Work task: Your response should consist of the full data, set down exactly.

── Supplied information ──

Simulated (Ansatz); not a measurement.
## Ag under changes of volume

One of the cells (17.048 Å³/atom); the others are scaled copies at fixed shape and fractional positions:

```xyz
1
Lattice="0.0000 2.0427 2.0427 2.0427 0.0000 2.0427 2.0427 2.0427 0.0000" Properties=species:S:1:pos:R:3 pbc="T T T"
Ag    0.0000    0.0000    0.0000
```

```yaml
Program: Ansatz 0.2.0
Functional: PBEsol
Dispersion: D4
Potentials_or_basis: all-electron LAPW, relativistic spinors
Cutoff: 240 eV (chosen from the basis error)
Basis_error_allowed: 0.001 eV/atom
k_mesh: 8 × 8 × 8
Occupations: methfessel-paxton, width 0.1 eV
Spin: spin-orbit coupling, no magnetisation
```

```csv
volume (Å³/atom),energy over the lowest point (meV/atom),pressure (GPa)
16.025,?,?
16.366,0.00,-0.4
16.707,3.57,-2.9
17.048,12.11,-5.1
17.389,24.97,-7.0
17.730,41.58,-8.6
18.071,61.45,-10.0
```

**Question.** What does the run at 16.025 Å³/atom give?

───

Task solution:
Simulated (Ansatz); not a measurement.
## Ag under changes of volume

One of the cells (17.048 Å³/atom); the others are scaled copies at fixed shape and fractional positions:

```xyz
1
Lattice="0.0000 2.0427 2.0427 2.0427 0.0000 2.0427 2.0427 2.0427 0.0000" Properties=species:S:1:pos:R:3 pbc="T T T"
Ag    0.0000    0.0000    0.0000
```

```yaml
Program: Ansatz 0.2.0
Functional: PBEsol
Dispersion: D4
Potentials_or_basis: all-electron LAPW, relativistic spinors
Cutoff: 240 eV (chosen from the basis error)
Basis_error_allowed: 0.001 eV/atom
k_mesh: 8 × 8 × 8
Occupations: methfessel-paxton, width 0.1 eV
Spin: spin-orbit coupling, no magnetisation
```

```csv
volume (Å³/atom),energy over the lowest point (meV/atom),pressure (GPa)
16.025,?,?
16.366,0.00,-0.4
16.707,3.57,-2.9
17.048,12.11,-5.1
17.389,24.97,-7.0
17.730,41.58,-8.6
18.071,61.45,-10.0
```

**Question.** What does the run at 16.025 Å³/atom give?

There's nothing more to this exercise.